▶

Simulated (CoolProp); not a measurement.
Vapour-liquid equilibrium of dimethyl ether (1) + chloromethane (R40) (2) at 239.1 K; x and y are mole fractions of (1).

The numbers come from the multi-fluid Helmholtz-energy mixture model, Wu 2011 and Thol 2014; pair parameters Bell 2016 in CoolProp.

◀

Required action: Output the entire listing exactly as it appears above.

Response:
Simulated (CoolProp); not a measurement.
Vapour-liquid equilibrium of dimethyl ether (1) + chloromethane (R40) (2) at 239.1 K; x and y are mole fractions of (1).

The numbers come from the multi-fluid Helmholtz-energy mixture model, Wu 2011 and Thol 2014; pair parameters Bell 2016 in CoolProp.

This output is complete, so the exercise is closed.